[Start of section]

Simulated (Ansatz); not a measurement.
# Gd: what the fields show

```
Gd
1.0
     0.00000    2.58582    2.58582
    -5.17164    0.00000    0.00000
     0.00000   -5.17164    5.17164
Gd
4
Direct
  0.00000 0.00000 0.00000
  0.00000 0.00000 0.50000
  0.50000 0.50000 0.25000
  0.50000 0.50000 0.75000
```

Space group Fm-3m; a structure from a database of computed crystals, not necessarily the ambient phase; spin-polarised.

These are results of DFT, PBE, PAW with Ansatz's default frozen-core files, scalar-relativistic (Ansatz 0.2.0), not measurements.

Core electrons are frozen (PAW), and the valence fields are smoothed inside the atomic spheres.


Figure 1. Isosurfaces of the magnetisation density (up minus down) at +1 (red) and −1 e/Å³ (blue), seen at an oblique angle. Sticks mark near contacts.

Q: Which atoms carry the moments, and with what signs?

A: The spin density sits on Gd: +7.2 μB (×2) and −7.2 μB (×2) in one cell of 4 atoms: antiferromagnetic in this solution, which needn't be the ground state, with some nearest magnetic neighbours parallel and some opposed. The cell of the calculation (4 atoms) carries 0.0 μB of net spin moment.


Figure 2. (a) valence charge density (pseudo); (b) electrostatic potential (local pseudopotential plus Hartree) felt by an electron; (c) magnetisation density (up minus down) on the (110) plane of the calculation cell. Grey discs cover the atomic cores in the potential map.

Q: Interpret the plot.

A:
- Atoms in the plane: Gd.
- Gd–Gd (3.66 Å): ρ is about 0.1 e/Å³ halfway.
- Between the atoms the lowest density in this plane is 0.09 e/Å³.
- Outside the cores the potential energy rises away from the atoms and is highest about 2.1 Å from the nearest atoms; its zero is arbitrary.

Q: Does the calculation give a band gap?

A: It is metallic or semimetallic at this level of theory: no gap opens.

[End of section]

§ Activity
Could you return, word for word, only the lines running from the first line of the material above to the line that contains "Q: Does the calculation give a band gap?", inclusive?

§ Expected answer
Simulated (Ansatz); not a measurement.
# Gd: what the fields show

```
Gd
1.0
     0.00000    2.58582    2.58582
    -5.17164    0.00000    0.00000
     0.00000   -5.17164    5.17164
Gd
4
Direct
  0.00000 0.00000 0.00000
  0.00000 0.00000 0.50000
  0.50000 0.50000 0.25000
  0.50000 0.50000 0.75000
```

Space group Fm-3m; a structure from a database of computed crystals, not necessarily the ambient phase; spin-polarised.

These are results of DFT, PBE, PAW with Ansatz's default frozen-core files, scalar-relativistic (Ansatz 0.2.0), not measurements.

Core electrons are frozen (PAW), and the valence fields are smoothed inside the atomic spheres.


Figure 1. Isosurfaces of the magnetisation density (up minus down) at +1 (red) and −1 e/Å³ (blue), seen at an oblique angle. Sticks mark near contacts.

Q: Which atoms carry the moments, and with what signs?

A: The spin density sits on Gd: +7.2 μB (×2) and −7.2 μB (×2) in one cell of 4 atoms: antiferromagnetic in this solution, which needn't be the ground state, with some nearest magnetic neighbours parallel and some opposed. The cell of the calculation (4 atoms) carries 0.0 μB of net spin moment.


Figure 2. (a) valence charge density (pseudo); (b) electrostatic potential (local pseudopotential plus Hartree) felt by an electron; (c) magnetisation density (up minus down) on the (110) plane of the calculation cell. Grey discs cover the atomic cores in the potential map.

Q: Interpret the plot.

A:
- Atoms in the plane: Gd.
- Gd–Gd (3.66 Å): ρ is about 0.1 e/Å³ halfway.
- Between the atoms the lowest density in this plane is 0.09 e/Å³.
- Outside the cores the potential energy rises away from the atoms and is highest about 2.1 Å from the nearest atoms; its zero is arbitrary.

Q: Does the calculation give a band gap?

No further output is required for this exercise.